**EXERCISE:**
In the response, the entries must appear exactly as supplied.

═════ SUPPLIED DATA
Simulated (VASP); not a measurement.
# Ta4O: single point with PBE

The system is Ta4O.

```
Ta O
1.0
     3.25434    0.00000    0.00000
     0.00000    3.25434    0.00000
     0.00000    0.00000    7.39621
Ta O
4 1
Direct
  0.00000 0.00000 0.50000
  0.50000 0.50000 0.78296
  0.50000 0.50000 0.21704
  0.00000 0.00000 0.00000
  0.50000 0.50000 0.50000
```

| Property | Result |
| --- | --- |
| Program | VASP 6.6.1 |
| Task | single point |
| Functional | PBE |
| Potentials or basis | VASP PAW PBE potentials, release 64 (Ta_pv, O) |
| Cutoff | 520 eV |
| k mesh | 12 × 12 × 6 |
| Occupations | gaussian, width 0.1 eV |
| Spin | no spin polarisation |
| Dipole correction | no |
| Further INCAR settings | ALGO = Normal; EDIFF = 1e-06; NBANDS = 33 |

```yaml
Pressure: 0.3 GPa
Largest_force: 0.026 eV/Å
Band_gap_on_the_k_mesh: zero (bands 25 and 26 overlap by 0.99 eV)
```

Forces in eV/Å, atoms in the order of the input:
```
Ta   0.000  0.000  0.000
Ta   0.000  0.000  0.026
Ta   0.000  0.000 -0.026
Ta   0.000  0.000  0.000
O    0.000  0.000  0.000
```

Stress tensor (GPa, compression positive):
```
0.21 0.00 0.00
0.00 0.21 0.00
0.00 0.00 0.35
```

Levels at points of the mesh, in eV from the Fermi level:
══════════

**ANSWER SPACE:**
Simulated (VASP); not a measurement.
# Ta4O: single point with PBE

The system is Ta4O.

```
Ta O
1.0
     3.25434    0.00000    0.00000
     0.00000    3.25434    0.00000
     0.00000    0.00000    7.39621
Ta O
4 1
Direct
  0.00000 0.00000 0.50000
  0.50000 0.50000 0.78296
  0.50000 0.50000 0.21704
  0.00000 0.00000 0.00000
  0.50000 0.50000 0.50000
```

| Property | Result |
| --- | --- |
| Program | VASP 6.6.1 |
| Task | single point |
| Functional | PBE |
| Potentials or basis | VASP PAW PBE potentials, release 64 (Ta_pv, O) |
| Cutoff | 520 eV |
| k mesh | 12 × 12 × 6 |
| Occupations | gaussian, width 0.1 eV |
| Spin | no spin polarisation |
| Dipole correction | no |
| Further INCAR settings | ALGO = Normal; EDIFF = 1e-06; NBANDS = 33 |

```yaml
Pressure: 0.3 GPa
Largest_force: 0.026 eV/Å
Band_gap_on_the_k_mesh: zero (bands 25 and 26 overlap by 0.99 eV)
```

Forces in eV/Å, atoms in the order of the input:
```
Ta   0.000  0.000  0.000
Ta   0.000  0.000  0.026
Ta   0.000  0.000 -0.026
Ta   0.000  0.000  0.000
O    0.000  0.000  0.000
```

Stress tensor (GPa, compression positive):
```
0.21 0.00 0.00
0.00 0.21 0.00
0.00 0.00 0.35
```

Levels at points of the mesh, in eV from the Fermi level:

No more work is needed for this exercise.